DATA UNDER STUDY:
• • • • •
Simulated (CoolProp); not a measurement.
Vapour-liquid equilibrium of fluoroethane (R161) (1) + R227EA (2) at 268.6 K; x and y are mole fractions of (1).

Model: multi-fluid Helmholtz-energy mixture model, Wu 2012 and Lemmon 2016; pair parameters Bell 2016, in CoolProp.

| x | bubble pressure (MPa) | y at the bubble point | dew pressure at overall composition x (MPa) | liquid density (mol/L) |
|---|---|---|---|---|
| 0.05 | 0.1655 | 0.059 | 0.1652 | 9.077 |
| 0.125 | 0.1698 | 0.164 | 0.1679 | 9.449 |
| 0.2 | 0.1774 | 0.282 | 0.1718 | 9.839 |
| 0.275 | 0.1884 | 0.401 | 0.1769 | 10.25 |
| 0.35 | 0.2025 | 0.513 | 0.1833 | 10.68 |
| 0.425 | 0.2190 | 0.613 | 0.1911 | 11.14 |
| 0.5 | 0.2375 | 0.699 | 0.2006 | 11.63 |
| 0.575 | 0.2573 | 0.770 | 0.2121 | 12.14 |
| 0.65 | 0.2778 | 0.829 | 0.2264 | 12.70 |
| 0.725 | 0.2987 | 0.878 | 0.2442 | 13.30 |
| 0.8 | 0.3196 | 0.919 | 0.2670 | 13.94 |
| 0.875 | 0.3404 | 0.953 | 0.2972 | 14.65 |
• • • • •

ASSIGNMENT: With the line containing "0.2670 | 13.94 |" as the last one, please set down exactly the lines of the records above from their very first line, and nothing more.

TASK OUTPUT:
Simulated (CoolProp); not a measurement.
Vapour-liquid equilibrium of fluoroethane (R161) (1) + R227EA (2) at 268.6 K; x and y are mole fractions of (1).

Model: multi-fluid Helmholtz-energy mixture model, Wu 2012 and Lemmon 2016; pair parameters Bell 2016, in CoolProp.

| x | bubble pressure (MPa) | y at the bubble point | dew pressure at overall composition x (MPa) | liquid density (mol/L) |
|---|---|---|---|---|
| 0.05 | 0.1655 | 0.059 | 0.1652 | 9.077 |
| 0.125 | 0.1698 | 0.164 | 0.1679 | 9.449 |
| 0.2 | 0.1774 | 0.282 | 0.1718 | 9.839 |
| 0.275 | 0.1884 | 0.401 | 0.1769 | 10.25 |
| 0.35 | 0.2025 | 0.513 | 0.1833 | 10.68 |
| 0.425 | 0.2190 | 0.613 | 0.1911 | 11.14 |
| 0.5 | 0.2375 | 0.699 | 0.2006 | 11.63 |
| 0.575 | 0.2573 | 0.770 | 0.2121 | 12.14 |
| 0.65 | 0.2778 | 0.829 | 0.2264 | 12.70 |
| 0.725 | 0.2987 | 0.878 | 0.2442 | 13.30 |
| 0.8 | 0.3196 | 0.919 | 0.2670 | 13.94 |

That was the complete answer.